Task item: Include in the output exactly the lines from the opening of the data through the line containing "Coordinates come from", and nothing more.

Source information START

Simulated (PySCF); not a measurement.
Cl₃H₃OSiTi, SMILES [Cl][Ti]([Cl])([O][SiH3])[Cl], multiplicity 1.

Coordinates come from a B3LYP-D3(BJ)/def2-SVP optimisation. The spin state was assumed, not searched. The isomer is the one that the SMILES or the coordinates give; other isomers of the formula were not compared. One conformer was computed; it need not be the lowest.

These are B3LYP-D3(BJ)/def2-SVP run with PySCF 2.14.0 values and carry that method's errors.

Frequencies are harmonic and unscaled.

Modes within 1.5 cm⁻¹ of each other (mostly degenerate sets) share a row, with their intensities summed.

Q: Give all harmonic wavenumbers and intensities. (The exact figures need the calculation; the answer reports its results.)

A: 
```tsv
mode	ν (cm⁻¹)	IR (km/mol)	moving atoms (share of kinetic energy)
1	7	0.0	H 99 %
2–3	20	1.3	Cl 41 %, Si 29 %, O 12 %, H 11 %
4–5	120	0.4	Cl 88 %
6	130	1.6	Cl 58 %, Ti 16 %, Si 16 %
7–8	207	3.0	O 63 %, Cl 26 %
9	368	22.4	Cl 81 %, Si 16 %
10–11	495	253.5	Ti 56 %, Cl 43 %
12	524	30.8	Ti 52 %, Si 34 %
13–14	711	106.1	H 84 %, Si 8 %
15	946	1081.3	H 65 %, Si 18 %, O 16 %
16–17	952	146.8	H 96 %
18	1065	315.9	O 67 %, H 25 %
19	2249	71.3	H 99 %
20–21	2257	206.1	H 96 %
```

Source information END

Solution:
Simulated (PySCF); not a measurement.
Cl₃H₃OSiTi, SMILES [Cl][Ti]([Cl])([O][SiH3])[Cl], multiplicity 1.

Coordinates come from a B3LYP-D3(BJ)/def2-SVP optimisation. The spin state was assumed, not searched. The isomer is the one that the SMILES or the coordinates give; other isomers of the formula were not compared. One conformer was computed; it need not be the lowest.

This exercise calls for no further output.